| Action item |
What you return should be the lines from the first line of the records below through the line holding "No T1 diagnostic", unchanged.

| Record extracts |
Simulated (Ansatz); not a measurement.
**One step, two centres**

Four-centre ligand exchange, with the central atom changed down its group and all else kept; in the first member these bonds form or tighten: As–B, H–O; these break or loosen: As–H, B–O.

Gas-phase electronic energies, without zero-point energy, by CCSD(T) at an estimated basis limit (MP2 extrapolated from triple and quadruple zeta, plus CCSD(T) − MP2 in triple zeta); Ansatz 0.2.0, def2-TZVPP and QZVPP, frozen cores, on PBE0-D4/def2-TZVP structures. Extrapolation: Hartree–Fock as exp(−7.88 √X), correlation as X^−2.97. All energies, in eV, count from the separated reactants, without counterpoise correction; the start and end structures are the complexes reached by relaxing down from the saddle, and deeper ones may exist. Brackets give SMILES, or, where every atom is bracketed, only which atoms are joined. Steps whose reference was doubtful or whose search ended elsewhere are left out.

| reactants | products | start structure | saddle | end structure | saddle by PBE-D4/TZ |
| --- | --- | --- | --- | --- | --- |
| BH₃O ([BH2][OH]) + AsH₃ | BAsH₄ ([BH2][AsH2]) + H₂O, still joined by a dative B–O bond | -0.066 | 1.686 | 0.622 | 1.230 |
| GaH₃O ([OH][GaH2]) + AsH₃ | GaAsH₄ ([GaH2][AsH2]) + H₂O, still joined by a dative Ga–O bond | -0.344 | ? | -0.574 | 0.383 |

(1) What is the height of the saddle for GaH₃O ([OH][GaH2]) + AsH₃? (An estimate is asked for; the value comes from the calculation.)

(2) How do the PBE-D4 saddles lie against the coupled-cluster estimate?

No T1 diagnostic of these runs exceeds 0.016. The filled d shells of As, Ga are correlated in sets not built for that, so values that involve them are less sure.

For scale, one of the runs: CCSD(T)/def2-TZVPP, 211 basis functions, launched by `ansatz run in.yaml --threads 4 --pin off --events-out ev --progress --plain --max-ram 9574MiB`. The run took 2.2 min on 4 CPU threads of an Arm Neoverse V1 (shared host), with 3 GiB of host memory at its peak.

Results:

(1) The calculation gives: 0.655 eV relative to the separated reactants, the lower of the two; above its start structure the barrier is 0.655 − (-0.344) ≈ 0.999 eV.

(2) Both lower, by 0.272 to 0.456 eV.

| Worked solution |
Simulated (Ansatz); not a measurement.
**One step, two centres**

Four-centre ligand exchange, with the central atom changed down its group and all else kept; in the first member these bonds form or tighten: As–B, H–O; these break or loosen: As–H, B–O.

Gas-phase electronic energies, without zero-point energy, by CCSD(T) at an estimated basis limit (MP2 extrapolated from triple and quadruple zeta, plus CCSD(T) − MP2 in triple zeta); Ansatz 0.2.0, def2-TZVPP and QZVPP, frozen cores, on PBE0-D4/def2-TZVP structures. Extrapolation: Hartree–Fock as exp(−7.88 √X), correlation as X^−2.97. All energies, in eV, count from the separated reactants, without counterpoise correction; the start and end structures are the complexes reached by relaxing down from the saddle, and deeper ones may exist. Brackets give SMILES, or, where every atom is bracketed, only which atoms are joined. Steps whose reference was doubtful or whose search ended elsewhere are left out.

| reactants | products | start structure | saddle | end structure | saddle by PBE-D4/TZ |
| --- | --- | --- | --- | --- | --- |
| BH₃O ([BH2][OH]) + AsH₃ | BAsH₄ ([BH2][AsH2]) + H₂O, still joined by a dative B–O bond | -0.066 | 1.686 | 0.622 | 1.230 |
| GaH₃O ([OH][GaH2]) + AsH₃ | GaAsH₄ ([GaH2][AsH2]) + H₂O, still joined by a dative Ga–O bond | -0.344 | ? | -0.574 | 0.383 |

(1) What is the height of the saddle for GaH₃O ([OH][GaH2]) + AsH₃? (An estimate is asked for; the value comes from the calculation.)

(2) How do the PBE-D4 saddles lie against the coupled-cluster estimate?

No T1 diagnostic of these runs exceeds 0.016. The filled d shells of As, Ga are correlated in sets not built for that, so values that involve them are less sure.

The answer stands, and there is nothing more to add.